REQUIREMENT
Each line from the beginning of the data below through the line containing "Problem. Which input" should be repeated exactly, please.

** Opening INFORMATION SHOWN block **

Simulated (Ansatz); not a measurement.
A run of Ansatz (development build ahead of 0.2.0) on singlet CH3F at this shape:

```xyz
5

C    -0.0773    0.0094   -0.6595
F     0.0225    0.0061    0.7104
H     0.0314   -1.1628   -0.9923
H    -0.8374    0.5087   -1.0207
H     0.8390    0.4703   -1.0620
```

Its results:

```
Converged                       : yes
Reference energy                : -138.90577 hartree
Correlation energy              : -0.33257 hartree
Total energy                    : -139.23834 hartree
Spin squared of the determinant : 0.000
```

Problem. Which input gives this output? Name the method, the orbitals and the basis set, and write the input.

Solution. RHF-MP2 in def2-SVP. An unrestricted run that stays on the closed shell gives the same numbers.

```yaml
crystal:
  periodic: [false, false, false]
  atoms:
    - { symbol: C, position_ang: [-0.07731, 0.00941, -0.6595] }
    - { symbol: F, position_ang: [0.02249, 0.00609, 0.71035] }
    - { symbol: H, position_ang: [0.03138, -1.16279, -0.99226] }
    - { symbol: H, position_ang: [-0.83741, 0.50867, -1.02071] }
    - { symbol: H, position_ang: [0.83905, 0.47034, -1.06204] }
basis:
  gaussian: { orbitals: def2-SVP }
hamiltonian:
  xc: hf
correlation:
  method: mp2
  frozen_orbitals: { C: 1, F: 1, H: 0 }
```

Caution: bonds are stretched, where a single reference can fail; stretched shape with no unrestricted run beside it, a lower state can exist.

** Closing INFORMATION SHOWN block **

WRITTEN ANSWER
Simulated (Ansatz); not a measurement.
A run of Ansatz (development build ahead of 0.2.0) on singlet CH3F at this shape:

```xyz
5

C    -0.0773    0.0094   -0.6595
F     0.0225    0.0061    0.7104
H     0.0314   -1.1628   -0.9923
H    -0.8374    0.5087   -1.0207
H     0.8390    0.4703   -1.0620
```

Its results:

```
Converged                       : yes
Reference energy                : -138.90577 hartree
Correlation energy              : -0.33257 hartree
Total energy                    : -139.23834 hartree
Spin squared of the determinant : 0.000
```

Problem. Which input gives this output? Name the method, the orbitals and the basis set, and write the input.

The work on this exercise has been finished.